Work request >>
From the data below, set down exactly the lines between the one holding "Potentials or basis: VASP" and the one holding "(2) What does", inclusive, and no others.

>>>>

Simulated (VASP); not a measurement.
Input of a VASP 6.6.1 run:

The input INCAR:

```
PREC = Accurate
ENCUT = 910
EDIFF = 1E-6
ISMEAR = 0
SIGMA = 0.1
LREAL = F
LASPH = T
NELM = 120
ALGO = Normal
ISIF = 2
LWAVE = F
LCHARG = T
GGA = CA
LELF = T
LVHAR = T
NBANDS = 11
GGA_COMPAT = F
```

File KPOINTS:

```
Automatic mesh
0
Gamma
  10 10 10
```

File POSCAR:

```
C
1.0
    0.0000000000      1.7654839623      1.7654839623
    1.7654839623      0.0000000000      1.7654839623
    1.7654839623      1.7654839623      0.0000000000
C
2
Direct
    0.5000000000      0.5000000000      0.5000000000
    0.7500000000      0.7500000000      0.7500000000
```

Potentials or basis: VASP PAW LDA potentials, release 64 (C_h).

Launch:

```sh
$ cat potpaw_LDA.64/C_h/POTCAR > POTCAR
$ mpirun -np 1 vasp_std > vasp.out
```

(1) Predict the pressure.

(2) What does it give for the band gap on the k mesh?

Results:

<<<<

Answer box >>
Potentials or basis: VASP PAW LDA potentials, release 64 (C_h).

Launch:

```sh
$ cat potpaw_LDA.64/C_h/POTCAR > POTCAR
$ mpirun -np 1 vasp_std > vasp.out
```

(1) Predict the pressure.

(2) What does it give for the band gap on the k mesh?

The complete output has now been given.